BRIEF = Line by line, copy the records below exactly.

EXTRACTED MATERIAL =
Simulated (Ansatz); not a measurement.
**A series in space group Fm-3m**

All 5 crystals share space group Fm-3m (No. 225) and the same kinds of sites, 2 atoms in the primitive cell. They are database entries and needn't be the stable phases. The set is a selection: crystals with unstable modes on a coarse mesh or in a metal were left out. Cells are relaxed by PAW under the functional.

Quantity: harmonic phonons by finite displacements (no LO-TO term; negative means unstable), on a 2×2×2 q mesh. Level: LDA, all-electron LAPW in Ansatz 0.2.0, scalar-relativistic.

TASK OUTPUT =
Simulated (Ansatz); not a measurement.
**A series in space group Fm-3m**

All 5 crystals share space group Fm-3m (No. 225) and the same kinds of sites, 2 atoms in the primitive cell. They are database entries and needn't be the stable phases. The set is a selection: crystals with unstable modes on a coarse mesh or in a metal were left out. Cells are relaxed by PAW under the functional.

Quantity: harmonic phonons by finite displacements (no LO-TO term; negative means unstable), on a 2×2×2 q mesh. Level: LDA, all-electron LAPW in Ansatz 0.2.0, scalar-relativistic.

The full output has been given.